>>

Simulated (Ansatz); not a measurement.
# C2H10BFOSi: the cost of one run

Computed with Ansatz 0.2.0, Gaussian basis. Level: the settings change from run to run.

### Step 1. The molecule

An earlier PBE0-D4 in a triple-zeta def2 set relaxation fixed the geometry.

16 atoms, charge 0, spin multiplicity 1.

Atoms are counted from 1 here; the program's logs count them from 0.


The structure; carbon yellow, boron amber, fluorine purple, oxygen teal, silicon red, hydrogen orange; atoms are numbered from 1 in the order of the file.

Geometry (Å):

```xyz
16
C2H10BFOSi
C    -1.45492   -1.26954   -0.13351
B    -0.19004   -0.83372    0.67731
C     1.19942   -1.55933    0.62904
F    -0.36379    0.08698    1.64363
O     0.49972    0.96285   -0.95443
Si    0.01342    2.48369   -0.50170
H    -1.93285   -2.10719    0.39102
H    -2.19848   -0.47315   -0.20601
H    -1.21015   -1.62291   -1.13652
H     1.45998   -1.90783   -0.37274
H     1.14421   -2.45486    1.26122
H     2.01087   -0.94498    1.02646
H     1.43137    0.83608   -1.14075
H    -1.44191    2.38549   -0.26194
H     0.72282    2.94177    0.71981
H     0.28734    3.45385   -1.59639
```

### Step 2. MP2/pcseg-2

<<

Nothing should appear in the answer except the lines above from the line with "An earlier PBE0-D4" through the line with "Atoms are counted", both included, written out exactly.

An earlier PBE0-D4 in a triple-zeta def2 set relaxation fixed the geometry.

16 atoms, charge 0, spin multiplicity 1.

Atoms are counted from 1 here; the program's logs count them from 0.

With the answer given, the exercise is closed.